======== RAW DATA ========
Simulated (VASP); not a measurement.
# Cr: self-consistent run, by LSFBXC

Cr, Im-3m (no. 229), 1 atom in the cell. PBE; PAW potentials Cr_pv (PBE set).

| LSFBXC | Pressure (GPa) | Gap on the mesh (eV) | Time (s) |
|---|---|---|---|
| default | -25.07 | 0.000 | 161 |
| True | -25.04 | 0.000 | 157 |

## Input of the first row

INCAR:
========

_BRIEF_
Give the listing again in its entirety, exactly as written.

_WRITTEN REPLY_
Simulated (VASP); not a measurement.
# Cr: self-consistent run, by LSFBXC

Cr, Im-3m (no. 229), 1 atom in the cell. PBE; PAW potentials Cr_pv (PBE set).

| LSFBXC | Pressure (GPa) | Gap on the mesh (eV) | Time (s) |
|---|---|---|---|
| default | -25.07 | 0.000 | 161 |
| True | -25.04 | 0.000 | 157 |

## Input of the first row

INCAR:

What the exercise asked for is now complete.